◆ Activity: Quote, with no changes, the lines that run from the top of the material to the line with "VASP's potentials were", both included.

Provided data START

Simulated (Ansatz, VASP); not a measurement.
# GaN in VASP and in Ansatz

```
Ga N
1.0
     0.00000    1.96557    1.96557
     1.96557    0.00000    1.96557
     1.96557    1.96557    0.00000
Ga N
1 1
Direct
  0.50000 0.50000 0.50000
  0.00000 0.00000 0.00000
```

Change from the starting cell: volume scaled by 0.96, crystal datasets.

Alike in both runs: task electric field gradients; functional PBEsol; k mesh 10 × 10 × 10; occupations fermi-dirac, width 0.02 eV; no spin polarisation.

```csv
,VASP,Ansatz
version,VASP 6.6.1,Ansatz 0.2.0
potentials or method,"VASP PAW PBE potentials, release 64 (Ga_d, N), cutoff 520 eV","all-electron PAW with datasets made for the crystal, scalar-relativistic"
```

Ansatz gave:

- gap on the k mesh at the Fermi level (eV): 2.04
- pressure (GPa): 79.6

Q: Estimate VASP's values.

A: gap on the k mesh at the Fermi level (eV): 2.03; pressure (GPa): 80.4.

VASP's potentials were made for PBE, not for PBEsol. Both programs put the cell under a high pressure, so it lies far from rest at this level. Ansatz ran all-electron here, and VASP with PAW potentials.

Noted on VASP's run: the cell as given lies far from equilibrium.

Provided data END

◆ Response:
Simulated (Ansatz, VASP); not a measurement.
# GaN in VASP and in Ansatz

```
Ga N
1.0
     0.00000    1.96557    1.96557
     1.96557    0.00000    1.96557
     1.96557    1.96557    0.00000
Ga N
1 1
Direct
  0.50000 0.50000 0.50000
  0.00000 0.00000 0.00000
```

Change from the starting cell: volume scaled by 0.96, crystal datasets.

Alike in both runs: task electric field gradients; functional PBEsol; k mesh 10 × 10 × 10; occupations fermi-dirac, width 0.02 eV; no spin polarisation.

```csv
,VASP,Ansatz
version,VASP 6.6.1,Ansatz 0.2.0
potentials or method,"VASP PAW PBE potentials, release 64 (Ga_d, N), cutoff 520 eV","all-electron PAW with datasets made for the crystal, scalar-relativistic"
```

Ansatz gave:

- gap on the k mesh at the Fermi level (eV): 2.04
- pressure (GPa): 79.6

Q: Estimate VASP's values.

A: gap on the k mesh at the Fermi level (eV): 2.03; pressure (GPa): 80.4.

VASP's potentials were made for PBE, not for PBEsol. Both programs put the cell under a high pressure, so it lies far from rest at this level. Ansatz ran all-electron here, and VASP with PAW potentials.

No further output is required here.